- Work instruction
Going down the listing below, print exactly each line from the one with "Model: ion-association model, wateq4f.dat, run" up to and including the one with "CdSO4 (0.29 %)", and skip the rest.

──────────────────────────────

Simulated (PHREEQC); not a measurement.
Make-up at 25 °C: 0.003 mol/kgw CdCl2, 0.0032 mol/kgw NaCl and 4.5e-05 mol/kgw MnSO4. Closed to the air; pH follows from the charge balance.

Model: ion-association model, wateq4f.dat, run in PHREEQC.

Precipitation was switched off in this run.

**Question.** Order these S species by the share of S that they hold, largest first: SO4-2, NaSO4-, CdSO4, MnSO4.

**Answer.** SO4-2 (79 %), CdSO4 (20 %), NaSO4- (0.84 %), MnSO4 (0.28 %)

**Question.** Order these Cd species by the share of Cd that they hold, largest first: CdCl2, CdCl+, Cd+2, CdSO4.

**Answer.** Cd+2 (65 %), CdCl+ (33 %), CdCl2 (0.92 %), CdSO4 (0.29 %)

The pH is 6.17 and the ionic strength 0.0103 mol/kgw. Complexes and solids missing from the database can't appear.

──────────────────────────────

- Response area
Model: ion-association model, wateq4f.dat, run in PHREEQC.

Precipitation was switched off in this run.

**Question.** Order these S species by the share of S that they hold, largest first: SO4-2, NaSO4-, CdSO4, MnSO4.

**Answer.** SO4-2 (79 %), CdSO4 (20 %), NaSO4- (0.84 %), MnSO4 (0.28 %)

**Question.** Order these Cd species by the share of Cd that they hold, largest first: CdCl2, CdCl+, Cd+2, CdSO4.

**Answer.** Cd+2 (65 %), CdCl+ (33 %), CdCl2 (0.92 %), CdSO4 (0.29 %)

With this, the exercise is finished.